● **INFORMATION SUPPLIED**:
= = = = = = =
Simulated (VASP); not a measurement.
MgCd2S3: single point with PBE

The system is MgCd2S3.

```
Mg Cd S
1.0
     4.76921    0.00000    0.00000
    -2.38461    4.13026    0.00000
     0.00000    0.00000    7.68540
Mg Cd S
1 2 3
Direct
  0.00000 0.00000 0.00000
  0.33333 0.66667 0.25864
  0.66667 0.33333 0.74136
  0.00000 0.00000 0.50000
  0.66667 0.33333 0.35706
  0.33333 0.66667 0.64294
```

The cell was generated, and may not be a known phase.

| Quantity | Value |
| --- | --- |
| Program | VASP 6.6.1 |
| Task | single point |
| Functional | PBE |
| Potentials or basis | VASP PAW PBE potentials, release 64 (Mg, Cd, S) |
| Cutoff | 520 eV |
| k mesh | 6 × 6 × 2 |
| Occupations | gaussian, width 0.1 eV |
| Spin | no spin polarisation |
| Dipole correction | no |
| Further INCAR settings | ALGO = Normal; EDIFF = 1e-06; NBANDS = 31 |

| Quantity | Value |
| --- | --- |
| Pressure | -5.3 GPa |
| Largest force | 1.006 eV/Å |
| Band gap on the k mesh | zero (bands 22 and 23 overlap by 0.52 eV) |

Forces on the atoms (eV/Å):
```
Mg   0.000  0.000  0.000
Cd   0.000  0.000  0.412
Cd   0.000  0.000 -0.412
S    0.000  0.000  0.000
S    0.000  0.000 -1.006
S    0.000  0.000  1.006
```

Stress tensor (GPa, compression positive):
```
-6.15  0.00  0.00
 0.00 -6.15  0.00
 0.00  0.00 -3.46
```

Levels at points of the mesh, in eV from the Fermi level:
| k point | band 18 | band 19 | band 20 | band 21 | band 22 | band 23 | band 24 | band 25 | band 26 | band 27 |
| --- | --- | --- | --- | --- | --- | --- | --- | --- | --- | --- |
= = = = = = =

● **ACTIVITY**:
The required output is the entries from their opening line through the line holding "26 | band 27 |", repeated exactly, with both end lines kept.

● **ANSWER SPACE**:
Simulated (VASP); not a measurement.
MgCd2S3: single point with PBE

The system is MgCd2S3.

```
Mg Cd S
1.0
     4.76921    0.00000    0.00000
    -2.38461    4.13026    0.00000
     0.00000    0.00000    7.68540
Mg Cd S
1 2 3
Direct
  0.00000 0.00000 0.00000
  0.33333 0.66667 0.25864
  0.66667 0.33333 0.74136
  0.00000 0.00000 0.50000
  0.66667 0.33333 0.35706
  0.33333 0.66667 0.64294
```

The cell was generated, and may not be a known phase.

| Quantity | Value |
| --- | --- |
| Program | VASP 6.6.1 |
| Task | single point |
| Functional | PBE |
| Potentials or basis | VASP PAW PBE potentials, release 64 (Mg, Cd, S) |
| Cutoff | 520 eV |
| k mesh | 6 × 6 × 2 |
| Occupations | gaussian, width 0.1 eV |
| Spin | no spin polarisation |
| Dipole correction | no |
| Further INCAR settings | ALGO = Normal; EDIFF = 1e-06; NBANDS = 31 |

| Quantity | Value |
| --- | --- |
| Pressure | -5.3 GPa |
| Largest force | 1.006 eV/Å |
| Band gap on the k mesh | zero (bands 22 and 23 overlap by 0.52 eV) |

Forces on the atoms (eV/Å):
```
Mg   0.000  0.000  0.000
Cd   0.000  0.000  0.412
Cd   0.000  0.000 -0.412
S    0.000  0.000  0.000
S    0.000  0.000 -1.006
S    0.000  0.000  1.006
```

Stress tensor (GPa, compression positive):
```
-6.15  0.00  0.00
 0.00 -6.15  0.00
 0.00  0.00 -3.46
```

Levels at points of the mesh, in eV from the Fermi level:
| k point | band 18 | band 19 | band 20 | band 21 | band 22 | band 23 | band 24 | band 25 | band 26 | band 27 |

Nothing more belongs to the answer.